INFORMATION SUPPLIED
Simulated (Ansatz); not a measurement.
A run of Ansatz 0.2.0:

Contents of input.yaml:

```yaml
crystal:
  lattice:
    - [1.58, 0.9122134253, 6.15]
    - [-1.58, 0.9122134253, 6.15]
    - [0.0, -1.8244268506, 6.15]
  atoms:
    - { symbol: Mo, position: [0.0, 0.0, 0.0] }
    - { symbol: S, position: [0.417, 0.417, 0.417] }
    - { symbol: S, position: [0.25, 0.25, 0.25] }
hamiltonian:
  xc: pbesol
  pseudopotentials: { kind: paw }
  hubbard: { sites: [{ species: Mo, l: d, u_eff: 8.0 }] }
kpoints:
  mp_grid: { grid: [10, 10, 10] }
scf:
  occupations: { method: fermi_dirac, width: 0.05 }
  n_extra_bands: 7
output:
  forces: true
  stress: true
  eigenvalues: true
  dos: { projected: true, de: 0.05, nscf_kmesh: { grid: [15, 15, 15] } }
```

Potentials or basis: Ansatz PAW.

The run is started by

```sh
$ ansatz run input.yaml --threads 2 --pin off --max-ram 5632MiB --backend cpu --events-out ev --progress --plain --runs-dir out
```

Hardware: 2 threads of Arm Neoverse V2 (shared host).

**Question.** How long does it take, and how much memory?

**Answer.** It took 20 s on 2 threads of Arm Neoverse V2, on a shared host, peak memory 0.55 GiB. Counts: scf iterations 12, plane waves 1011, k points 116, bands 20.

BRIEF
After locating the line that contains "how much memory?", please copy exactly every line from the start of the records through it, and nothing else.

TASK SOLUTION
Simulated (Ansatz); not a measurement.
A run of Ansatz 0.2.0:

Contents of input.yaml:

```yaml
crystal:
  lattice:
    - [1.58, 0.9122134253, 6.15]
    - [-1.58, 0.9122134253, 6.15]
    - [0.0, -1.8244268506, 6.15]
  atoms:
    - { symbol: Mo, position: [0.0, 0.0, 0.0] }
    - { symbol: S, position: [0.417, 0.417, 0.417] }
    - { symbol: S, position: [0.25, 0.25, 0.25] }
hamiltonian:
  xc: pbesol
  pseudopotentials: { kind: paw }
  hubbard: { sites: [{ species: Mo, l: d, u_eff: 8.0 }] }
kpoints:
  mp_grid: { grid: [10, 10, 10] }
scf:
  occupations: { method: fermi_dirac, width: 0.05 }
  n_extra_bands: 7
output:
  forces: true
  stress: true
  eigenvalues: true
  dos: { projected: true, de: 0.05, nscf_kmesh: { grid: [15, 15, 15] } }
```

Potentials or basis: Ansatz PAW.

The run is started by

```sh
$ ansatz run input.yaml --threads 2 --pin off --max-ram 5632MiB --backend cpu --events-out ev --progress --plain --runs-dir out
```

Hardware: 2 threads of Arm Neoverse V2 (shared host).

**Question.** How long does it take, and how much memory?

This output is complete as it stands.